========================================================================

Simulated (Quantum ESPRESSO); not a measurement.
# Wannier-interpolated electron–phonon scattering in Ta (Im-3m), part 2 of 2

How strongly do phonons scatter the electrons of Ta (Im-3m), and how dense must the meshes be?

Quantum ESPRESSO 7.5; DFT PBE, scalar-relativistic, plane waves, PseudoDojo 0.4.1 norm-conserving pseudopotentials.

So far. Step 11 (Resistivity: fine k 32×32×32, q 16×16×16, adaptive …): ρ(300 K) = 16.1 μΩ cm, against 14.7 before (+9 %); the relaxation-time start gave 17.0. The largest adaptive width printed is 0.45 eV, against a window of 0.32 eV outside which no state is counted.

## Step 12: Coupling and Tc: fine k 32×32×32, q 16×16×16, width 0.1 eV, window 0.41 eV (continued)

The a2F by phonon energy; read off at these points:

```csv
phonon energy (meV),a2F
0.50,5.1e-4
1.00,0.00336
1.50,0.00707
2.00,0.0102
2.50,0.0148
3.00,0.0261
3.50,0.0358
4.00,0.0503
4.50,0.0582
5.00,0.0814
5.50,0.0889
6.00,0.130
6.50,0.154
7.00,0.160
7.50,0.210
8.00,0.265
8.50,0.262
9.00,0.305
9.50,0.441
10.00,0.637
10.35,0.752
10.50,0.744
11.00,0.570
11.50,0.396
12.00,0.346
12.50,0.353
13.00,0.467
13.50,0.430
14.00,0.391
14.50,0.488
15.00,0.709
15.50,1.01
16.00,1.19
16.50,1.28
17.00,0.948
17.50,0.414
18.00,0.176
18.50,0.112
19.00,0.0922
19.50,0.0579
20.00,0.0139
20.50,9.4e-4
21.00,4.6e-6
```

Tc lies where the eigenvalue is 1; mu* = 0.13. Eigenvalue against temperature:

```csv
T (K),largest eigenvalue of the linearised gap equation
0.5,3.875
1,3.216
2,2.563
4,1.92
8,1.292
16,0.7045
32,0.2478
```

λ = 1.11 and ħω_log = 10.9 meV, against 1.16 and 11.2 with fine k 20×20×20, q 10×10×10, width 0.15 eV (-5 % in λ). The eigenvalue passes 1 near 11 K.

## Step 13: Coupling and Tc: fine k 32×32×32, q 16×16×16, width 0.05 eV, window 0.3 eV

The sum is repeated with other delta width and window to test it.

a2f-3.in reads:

========================================================================

* [Assignment] Out of the data above, transcribe exactly and only the lines starting with the line that has "λ = 1.11 and" and going on through the line that has "## Step 13: Coupling", both included.

* [Task result]
λ = 1.11 and ħω_log = 10.9 meV, against 1.16 and 11.2 with fine k 20×20×20, q 10×10×10, width 0.15 eV (-5 % in λ). The eigenvalue passes 1 near 11 K.

## Step 13: Coupling and Tc: fine k 32×32×32, q 16×16×16, width 0.05 eV, window 0.3 eV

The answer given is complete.